Task item:
Your answer should be the lines below from the one with "Answer: 168 irreducible" to the one with "Question: Estimate the", both included, given again exactly and with nothing added.

Data extracts:
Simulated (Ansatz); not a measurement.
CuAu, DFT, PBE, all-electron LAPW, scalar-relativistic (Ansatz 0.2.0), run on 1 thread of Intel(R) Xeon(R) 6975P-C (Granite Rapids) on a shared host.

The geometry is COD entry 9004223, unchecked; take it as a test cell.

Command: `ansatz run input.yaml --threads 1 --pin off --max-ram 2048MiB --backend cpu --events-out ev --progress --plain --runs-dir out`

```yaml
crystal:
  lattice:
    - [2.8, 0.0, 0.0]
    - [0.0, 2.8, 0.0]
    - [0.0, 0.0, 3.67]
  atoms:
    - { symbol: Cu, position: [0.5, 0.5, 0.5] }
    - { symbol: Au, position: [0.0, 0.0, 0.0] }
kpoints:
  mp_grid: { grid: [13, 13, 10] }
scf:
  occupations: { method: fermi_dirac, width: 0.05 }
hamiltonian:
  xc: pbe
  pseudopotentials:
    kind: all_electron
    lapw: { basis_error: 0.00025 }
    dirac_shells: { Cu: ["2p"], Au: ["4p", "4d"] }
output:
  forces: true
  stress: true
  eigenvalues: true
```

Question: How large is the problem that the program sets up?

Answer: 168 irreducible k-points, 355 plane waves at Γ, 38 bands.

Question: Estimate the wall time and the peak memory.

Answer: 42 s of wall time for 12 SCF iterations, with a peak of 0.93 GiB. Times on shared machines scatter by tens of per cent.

Answer space:
Answer: 168 irreducible k-points, 355 plane waves at Γ, 38 bands.

Question: Estimate the wall time and the peak memory.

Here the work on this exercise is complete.